■ Work item
Copy, word for word, the lines of the entries below between the one with "This cell differs" and the one with "Caveat: the cell", inclusive, and leave out everything else.

___ Data records ___

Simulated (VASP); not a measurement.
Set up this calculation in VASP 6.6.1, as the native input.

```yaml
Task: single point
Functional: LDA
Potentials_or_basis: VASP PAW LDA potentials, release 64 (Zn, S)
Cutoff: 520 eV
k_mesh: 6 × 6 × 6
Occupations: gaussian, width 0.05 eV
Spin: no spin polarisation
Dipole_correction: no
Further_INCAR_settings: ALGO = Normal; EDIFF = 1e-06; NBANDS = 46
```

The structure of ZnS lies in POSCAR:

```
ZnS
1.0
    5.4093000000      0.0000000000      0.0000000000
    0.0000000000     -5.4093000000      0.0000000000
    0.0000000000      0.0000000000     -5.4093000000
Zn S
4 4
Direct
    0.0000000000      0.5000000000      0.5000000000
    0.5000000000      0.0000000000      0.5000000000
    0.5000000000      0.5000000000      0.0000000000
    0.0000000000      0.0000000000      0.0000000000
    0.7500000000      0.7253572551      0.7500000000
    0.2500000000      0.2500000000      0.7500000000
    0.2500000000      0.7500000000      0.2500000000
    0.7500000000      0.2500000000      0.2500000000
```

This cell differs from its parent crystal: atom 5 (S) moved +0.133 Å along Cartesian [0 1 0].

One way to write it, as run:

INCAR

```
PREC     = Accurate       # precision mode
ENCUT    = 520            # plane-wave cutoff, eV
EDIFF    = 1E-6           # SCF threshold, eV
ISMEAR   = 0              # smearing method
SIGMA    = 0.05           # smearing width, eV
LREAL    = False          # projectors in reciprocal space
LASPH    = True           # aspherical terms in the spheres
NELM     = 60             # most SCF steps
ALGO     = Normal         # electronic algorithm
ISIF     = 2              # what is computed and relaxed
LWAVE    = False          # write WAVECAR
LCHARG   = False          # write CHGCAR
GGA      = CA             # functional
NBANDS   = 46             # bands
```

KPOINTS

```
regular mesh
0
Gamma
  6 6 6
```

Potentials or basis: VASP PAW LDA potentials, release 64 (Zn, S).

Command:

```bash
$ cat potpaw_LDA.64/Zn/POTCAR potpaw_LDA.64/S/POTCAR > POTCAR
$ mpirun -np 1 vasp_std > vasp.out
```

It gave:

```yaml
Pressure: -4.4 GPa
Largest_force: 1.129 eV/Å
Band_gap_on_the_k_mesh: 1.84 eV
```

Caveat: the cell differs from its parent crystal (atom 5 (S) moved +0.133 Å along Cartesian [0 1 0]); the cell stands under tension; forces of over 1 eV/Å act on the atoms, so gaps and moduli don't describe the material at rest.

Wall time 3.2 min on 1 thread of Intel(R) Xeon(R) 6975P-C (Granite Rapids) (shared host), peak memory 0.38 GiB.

___

■ Response area
This cell differs from its parent crystal: atom 5 (S) moved +0.133 Å along Cartesian [0 1 0].

One way to write it, as run:

INCAR

```
PREC     = Accurate       # precision mode
ENCUT    = 520            # plane-wave cutoff, eV
EDIFF    = 1E-6           # SCF threshold, eV
ISMEAR   = 0              # smearing method
SIGMA    = 0.05           # smearing width, eV
LREAL    = False          # projectors in reciprocal space
LASPH    = True           # aspherical terms in the spheres
NELM     = 60             # most SCF steps
ALGO     = Normal         # electronic algorithm
ISIF     = 2              # what is computed and relaxed
LWAVE    = False          # write WAVECAR
LCHARG   = False          # write CHGCAR
GGA      = CA             # functional
NBANDS   = 46             # bands
```

KPOINTS

```
regular mesh
0
Gamma
  6 6 6
```

Potentials or basis: VASP PAW LDA potentials, release 64 (Zn, S).

Command:

```bash
$ cat potpaw_LDA.64/Zn/POTCAR potpaw_LDA.64/S/POTCAR > POTCAR
$ mpirun -np 1 vasp_std > vasp.out
```

It gave:

```yaml
Pressure: -4.4 GPa
Largest_force: 1.129 eV/Å
Band_gap_on_the_k_mesh: 1.84 eV
```

Caveat: the cell differs from its parent crystal (atom 5 (S) moved +0.133 Å along Cartesian [0 1 0]); the cell stands under tension; forces of over 1 eV/Å act on the atoms, so gaps and moduli don't describe the material at rest.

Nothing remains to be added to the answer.